## Activity:
Stop after the line containing "How long does it take, and how much memory?": print each line exactly from the first line of the listing up to that point.

## Supplied material:
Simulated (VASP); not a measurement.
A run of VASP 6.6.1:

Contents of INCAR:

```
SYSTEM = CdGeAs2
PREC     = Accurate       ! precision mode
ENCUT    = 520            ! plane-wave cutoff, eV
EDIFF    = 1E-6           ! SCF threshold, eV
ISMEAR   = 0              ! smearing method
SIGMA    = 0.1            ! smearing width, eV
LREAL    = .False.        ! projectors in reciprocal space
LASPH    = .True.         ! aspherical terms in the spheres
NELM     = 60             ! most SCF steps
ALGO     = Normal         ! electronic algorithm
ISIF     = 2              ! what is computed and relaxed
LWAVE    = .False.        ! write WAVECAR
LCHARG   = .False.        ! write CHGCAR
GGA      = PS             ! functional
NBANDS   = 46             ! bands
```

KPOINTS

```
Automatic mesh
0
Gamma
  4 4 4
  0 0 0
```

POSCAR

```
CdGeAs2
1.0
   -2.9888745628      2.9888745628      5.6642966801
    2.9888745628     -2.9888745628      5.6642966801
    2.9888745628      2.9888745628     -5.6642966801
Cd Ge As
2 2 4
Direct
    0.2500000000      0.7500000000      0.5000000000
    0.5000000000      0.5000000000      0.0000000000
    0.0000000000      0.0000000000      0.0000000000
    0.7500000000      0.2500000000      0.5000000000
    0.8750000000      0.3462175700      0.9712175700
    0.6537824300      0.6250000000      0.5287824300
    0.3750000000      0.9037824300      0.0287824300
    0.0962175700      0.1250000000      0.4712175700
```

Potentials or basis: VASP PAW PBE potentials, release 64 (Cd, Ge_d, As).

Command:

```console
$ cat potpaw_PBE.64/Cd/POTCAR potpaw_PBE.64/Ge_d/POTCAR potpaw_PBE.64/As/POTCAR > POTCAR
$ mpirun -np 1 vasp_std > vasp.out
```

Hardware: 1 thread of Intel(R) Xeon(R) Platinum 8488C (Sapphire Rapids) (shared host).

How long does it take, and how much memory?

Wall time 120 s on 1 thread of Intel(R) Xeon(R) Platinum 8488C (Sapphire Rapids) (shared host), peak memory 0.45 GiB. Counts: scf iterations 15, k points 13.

## Exercise answer:
Simulated (VASP); not a measurement.
A run of VASP 6.6.1:

Contents of INCAR:

```
SYSTEM = CdGeAs2
PREC     = Accurate       ! precision mode
ENCUT    = 520            ! plane-wave cutoff, eV
EDIFF    = 1E-6           ! SCF threshold, eV
ISMEAR   = 0              ! smearing method
SIGMA    = 0.1            ! smearing width, eV
LREAL    = .False.        ! projectors in reciprocal space
LASPH    = .True.         ! aspherical terms in the spheres
NELM     = 60             ! most SCF steps
ALGO     = Normal         ! electronic algorithm
ISIF     = 2              ! what is computed and relaxed
LWAVE    = .False.        ! write WAVECAR
LCHARG   = .False.        ! write CHGCAR
GGA      = PS             ! functional
NBANDS   = 46             ! bands
```

KPOINTS

```
Automatic mesh
0
Gamma
  4 4 4
  0 0 0
```

POSCAR

```
CdGeAs2
1.0
   -2.9888745628      2.9888745628      5.6642966801
    2.9888745628     -2.9888745628      5.6642966801
    2.9888745628      2.9888745628     -5.6642966801
Cd Ge As
2 2 4
Direct
    0.2500000000      0.7500000000      0.5000000000
    0.5000000000      0.5000000000      0.0000000000
    0.0000000000      0.0000000000      0.0000000000
    0.7500000000      0.2500000000      0.5000000000
    0.8750000000      0.3462175700      0.9712175700
    0.6537824300      0.6250000000      0.5287824300
    0.3750000000      0.9037824300      0.0287824300
    0.0962175700      0.1250000000      0.4712175700
```

Potentials or basis: VASP PAW PBE potentials, release 64 (Cd, Ge_d, As).

Command:

```console
$ cat potpaw_PBE.64/Cd/POTCAR potpaw_PBE.64/Ge_d/POTCAR potpaw_PBE.64/As/POTCAR > POTCAR
$ mpirun -np 1 vasp_std > vasp.out
```

Hardware: 1 thread of Intel(R) Xeon(R) Platinum 8488C (Sapphire Rapids) (shared host).

How long does it take, and how much memory?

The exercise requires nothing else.